Go through the following data and transcribe exactly the stretch of lines from the one holding "Runs on Ca3SbP." to the one holding "## (1) The cell of the first run", both included.

(Beginning of Exercise data)

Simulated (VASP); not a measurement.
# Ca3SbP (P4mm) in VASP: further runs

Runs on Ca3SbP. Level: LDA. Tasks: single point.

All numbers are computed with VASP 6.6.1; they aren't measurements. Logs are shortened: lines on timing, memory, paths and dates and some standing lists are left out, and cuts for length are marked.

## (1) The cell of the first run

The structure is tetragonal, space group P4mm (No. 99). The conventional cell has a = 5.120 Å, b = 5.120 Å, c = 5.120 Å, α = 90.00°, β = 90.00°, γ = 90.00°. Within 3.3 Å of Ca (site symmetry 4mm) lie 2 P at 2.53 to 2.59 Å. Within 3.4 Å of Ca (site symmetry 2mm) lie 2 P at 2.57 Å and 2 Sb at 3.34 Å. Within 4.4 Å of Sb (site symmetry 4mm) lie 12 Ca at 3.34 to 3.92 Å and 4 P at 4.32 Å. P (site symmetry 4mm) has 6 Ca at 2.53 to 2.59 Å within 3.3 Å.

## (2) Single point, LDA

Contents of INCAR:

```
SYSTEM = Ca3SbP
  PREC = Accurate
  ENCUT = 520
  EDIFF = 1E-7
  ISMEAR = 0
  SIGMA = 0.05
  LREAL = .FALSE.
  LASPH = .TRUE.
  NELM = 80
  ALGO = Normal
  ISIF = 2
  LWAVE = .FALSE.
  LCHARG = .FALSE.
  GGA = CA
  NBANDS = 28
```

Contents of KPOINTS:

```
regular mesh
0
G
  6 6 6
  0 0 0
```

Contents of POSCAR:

(End of Exercise data)

* **Expected answer**:
Runs on Ca3SbP. Level: LDA. Tasks: single point.

All numbers are computed with VASP 6.6.1; they aren't measurements. Logs are shortened: lines on timing, memory, paths and dates and some standing lists are left out, and cuts for length are marked.

## (1) The cell of the first run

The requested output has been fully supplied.